# [Work instruction]
The reply to the records below should contain exactly the lines from the line with "# HBe–BeH: how" through the line with "HBe–BeH, singlet; coordinates", and nothing besides.

====================
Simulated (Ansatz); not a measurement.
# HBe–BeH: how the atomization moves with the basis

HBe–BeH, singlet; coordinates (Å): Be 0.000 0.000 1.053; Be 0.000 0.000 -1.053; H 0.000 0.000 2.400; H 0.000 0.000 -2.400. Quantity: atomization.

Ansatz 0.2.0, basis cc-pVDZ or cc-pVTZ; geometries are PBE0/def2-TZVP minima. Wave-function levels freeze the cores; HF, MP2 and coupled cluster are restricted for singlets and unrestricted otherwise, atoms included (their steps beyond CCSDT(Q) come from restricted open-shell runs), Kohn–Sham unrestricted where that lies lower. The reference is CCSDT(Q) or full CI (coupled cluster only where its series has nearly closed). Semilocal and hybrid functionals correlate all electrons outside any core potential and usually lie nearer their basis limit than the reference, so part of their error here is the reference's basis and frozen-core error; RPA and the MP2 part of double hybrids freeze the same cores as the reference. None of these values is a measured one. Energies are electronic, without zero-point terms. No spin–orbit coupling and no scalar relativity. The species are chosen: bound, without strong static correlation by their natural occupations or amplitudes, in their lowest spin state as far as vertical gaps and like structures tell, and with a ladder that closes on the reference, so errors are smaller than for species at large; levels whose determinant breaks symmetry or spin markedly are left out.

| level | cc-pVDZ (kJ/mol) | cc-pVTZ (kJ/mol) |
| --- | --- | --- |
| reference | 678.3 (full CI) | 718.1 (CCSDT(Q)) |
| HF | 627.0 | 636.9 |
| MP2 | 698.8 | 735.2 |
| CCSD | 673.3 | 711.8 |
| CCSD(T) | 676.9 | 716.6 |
====================

# [Solution]
# HBe–BeH: how the atomization moves with the basis

HBe–BeH, singlet; coordinates (Å): Be 0.000 0.000 1.053; Be 0.000 0.000 -1.053; H 0.000 0.000 2.400; H 0.000 0.000 -2.400. Quantity: atomization.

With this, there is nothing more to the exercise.